| ACTIVITY |
From the first line of the records through the line containing "Computational details: shieldings: GIAO", retype every line exactly and nothing else.

| ENTRIES SUPPLIED |
==*==

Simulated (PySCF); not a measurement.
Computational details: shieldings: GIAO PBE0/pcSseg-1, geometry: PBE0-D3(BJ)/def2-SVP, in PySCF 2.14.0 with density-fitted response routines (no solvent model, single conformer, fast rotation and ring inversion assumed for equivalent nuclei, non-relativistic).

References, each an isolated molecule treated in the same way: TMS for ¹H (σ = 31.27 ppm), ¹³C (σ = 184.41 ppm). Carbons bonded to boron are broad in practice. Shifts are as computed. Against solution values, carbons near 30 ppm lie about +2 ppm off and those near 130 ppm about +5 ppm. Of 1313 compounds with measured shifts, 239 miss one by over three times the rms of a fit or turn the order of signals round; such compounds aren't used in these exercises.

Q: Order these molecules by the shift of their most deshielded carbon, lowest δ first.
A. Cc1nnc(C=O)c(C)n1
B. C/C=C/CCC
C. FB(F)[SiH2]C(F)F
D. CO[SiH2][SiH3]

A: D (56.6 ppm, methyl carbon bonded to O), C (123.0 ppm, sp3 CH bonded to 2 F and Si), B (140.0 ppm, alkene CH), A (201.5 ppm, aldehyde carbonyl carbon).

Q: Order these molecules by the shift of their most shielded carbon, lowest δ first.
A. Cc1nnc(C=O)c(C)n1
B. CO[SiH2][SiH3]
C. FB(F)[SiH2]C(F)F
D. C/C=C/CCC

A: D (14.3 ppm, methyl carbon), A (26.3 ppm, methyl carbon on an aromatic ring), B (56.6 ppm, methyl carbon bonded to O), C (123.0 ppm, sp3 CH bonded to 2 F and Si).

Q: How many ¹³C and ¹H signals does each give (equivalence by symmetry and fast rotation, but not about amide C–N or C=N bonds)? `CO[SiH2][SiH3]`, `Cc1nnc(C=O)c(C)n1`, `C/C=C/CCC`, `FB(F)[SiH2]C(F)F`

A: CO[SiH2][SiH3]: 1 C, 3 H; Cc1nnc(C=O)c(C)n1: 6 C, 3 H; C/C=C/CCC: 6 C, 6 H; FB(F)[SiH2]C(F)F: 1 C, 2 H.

==*==

| ANSWER BOX |
Simulated (PySCF); not a measurement.
Computational details: shieldings: GIAO PBE0/pcSseg-1, geometry: PBE0-D3(BJ)/def2-SVP, in PySCF 2.14.0 with density-fitted response routines (no solvent model, single conformer, fast rotation and ring inversion assumed for equivalent nuclei, non-relativistic).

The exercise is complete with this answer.